WORK ORDER =>
All entries must be extracted exactly, with nothing added or dropped.

RECORDED INFORMATION =>
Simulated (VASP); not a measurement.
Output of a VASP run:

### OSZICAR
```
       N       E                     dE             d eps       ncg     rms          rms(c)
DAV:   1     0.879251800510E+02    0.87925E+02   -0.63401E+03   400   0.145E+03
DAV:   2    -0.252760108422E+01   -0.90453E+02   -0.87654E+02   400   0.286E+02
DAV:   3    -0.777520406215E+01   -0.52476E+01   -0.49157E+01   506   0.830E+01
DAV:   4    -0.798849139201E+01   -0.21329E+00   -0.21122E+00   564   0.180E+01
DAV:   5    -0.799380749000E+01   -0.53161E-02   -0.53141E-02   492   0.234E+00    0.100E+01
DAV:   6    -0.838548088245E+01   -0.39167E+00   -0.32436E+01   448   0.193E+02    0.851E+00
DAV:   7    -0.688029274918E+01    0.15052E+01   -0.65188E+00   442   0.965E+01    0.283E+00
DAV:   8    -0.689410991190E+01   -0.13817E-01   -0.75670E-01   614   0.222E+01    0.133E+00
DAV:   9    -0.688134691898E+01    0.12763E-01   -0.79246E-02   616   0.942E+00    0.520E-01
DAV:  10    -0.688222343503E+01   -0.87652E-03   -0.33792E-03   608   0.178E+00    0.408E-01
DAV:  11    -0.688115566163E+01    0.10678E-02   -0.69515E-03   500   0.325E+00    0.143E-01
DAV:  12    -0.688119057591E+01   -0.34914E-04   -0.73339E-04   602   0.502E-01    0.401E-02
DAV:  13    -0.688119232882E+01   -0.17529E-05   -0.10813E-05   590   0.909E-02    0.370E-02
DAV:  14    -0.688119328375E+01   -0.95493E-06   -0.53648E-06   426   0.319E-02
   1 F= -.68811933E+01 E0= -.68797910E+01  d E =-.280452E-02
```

EXERCISE RESPONSE =>
Simulated (VASP); not a measurement.
Output of a VASP run:

### OSZICAR
```
       N       E                     dE             d eps       ncg     rms          rms(c)
DAV:   1     0.879251800510E+02    0.87925E+02   -0.63401E+03   400   0.145E+03
DAV:   2    -0.252760108422E+01   -0.90453E+02   -0.87654E+02   400   0.286E+02
DAV:   3    -0.777520406215E+01   -0.52476E+01   -0.49157E+01   506   0.830E+01
DAV:   4    -0.798849139201E+01   -0.21329E+00   -0.21122E+00   564   0.180E+01
DAV:   5    -0.799380749000E+01   -0.53161E-02   -0.53141E-02   492   0.234E+00    0.100E+01
DAV:   6    -0.838548088245E+01   -0.39167E+00   -0.32436E+01   448   0.193E+02    0.851E+00
DAV:   7    -0.688029274918E+01    0.15052E+01   -0.65188E+00   442   0.965E+01    0.283E+00
DAV:   8    -0.689410991190E+01   -0.13817E-01   -0.75670E-01   614   0.222E+01    0.133E+00
DAV:   9    -0.688134691898E+01    0.12763E-01   -0.79246E-02   616   0.942E+00    0.520E-01
DAV:  10    -0.688222343503E+01   -0.87652E-03   -0.33792E-03   608   0.178E+00    0.408E-01
DAV:  11    -0.688115566163E+01    0.10678E-02   -0.69515E-03   500   0.325E+00    0.143E-01
DAV:  12    -0.688119057591E+01   -0.34914E-04   -0.73339E-04   602   0.502E-01    0.401E-02
DAV:  13    -0.688119232882E+01   -0.17529E-05   -0.10813E-05   590   0.909E-02    0.370E-02
DAV:  14    -0.688119328375E+01   -0.95493E-06   -0.53648E-06   426   0.319E-02
   1 F= -.68811933E+01 E0= -.68797910E+01  d E =-.280452E-02
```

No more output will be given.